■ DATA UNDER STUDY ■
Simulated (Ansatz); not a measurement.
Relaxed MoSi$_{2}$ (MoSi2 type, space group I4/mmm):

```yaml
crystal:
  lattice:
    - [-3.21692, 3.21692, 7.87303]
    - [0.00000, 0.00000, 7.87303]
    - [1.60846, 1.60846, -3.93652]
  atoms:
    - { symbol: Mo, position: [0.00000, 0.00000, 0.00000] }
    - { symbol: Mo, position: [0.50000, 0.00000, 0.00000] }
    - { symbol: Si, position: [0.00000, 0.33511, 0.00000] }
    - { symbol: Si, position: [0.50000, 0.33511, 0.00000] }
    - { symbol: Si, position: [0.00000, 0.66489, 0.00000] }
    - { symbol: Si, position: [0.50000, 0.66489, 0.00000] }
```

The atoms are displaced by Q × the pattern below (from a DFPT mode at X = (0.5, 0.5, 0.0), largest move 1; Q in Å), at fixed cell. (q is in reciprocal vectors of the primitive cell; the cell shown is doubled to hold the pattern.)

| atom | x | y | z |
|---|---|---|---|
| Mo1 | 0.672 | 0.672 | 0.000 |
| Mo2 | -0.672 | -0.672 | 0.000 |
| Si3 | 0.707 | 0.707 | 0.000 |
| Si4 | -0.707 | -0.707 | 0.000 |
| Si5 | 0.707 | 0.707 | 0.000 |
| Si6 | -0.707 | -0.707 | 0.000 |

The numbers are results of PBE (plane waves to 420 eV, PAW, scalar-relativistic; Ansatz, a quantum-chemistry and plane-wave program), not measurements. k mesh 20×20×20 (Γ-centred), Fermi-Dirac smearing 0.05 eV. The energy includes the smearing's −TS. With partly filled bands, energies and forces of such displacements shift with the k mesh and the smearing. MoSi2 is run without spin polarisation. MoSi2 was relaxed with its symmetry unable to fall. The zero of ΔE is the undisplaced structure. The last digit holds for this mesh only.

■ WORK ITEM ■
In the answer, the lines from the first line of the data above through the line containing "Si6 | -0.707 | -0.707 | 0.000 |" must appear exactly as written, with nothing else.

■ EXERCISE RESPONSE ■
Simulated (Ansatz); not a measurement.
Relaxed MoSi$_{2}$ (MoSi2 type, space group I4/mmm):

```yaml
crystal:
  lattice:
    - [-3.21692, 3.21692, 7.87303]
    - [0.00000, 0.00000, 7.87303]
    - [1.60846, 1.60846, -3.93652]
  atoms:
    - { symbol: Mo, position: [0.00000, 0.00000, 0.00000] }
    - { symbol: Mo, position: [0.50000, 0.00000, 0.00000] }
    - { symbol: Si, position: [0.00000, 0.33511, 0.00000] }
    - { symbol: Si, position: [0.50000, 0.33511, 0.00000] }
    - { symbol: Si, position: [0.00000, 0.66489, 0.00000] }
    - { symbol: Si, position: [0.50000, 0.66489, 0.00000] }
```

The atoms are displaced by Q × the pattern below (from a DFPT mode at X = (0.5, 0.5, 0.0), largest move 1; Q in Å), at fixed cell. (q is in reciprocal vectors of the primitive cell; the cell shown is doubled to hold the pattern.)

| atom | x | y | z |
|---|---|---|---|
| Mo1 | 0.672 | 0.672 | 0.000 |
| Mo2 | -0.672 | -0.672 | 0.000 |
| Si3 | 0.707 | 0.707 | 0.000 |
| Si4 | -0.707 | -0.707 | 0.000 |
| Si5 | 0.707 | 0.707 | 0.000 |
| Si6 | -0.707 | -0.707 | 0.000 |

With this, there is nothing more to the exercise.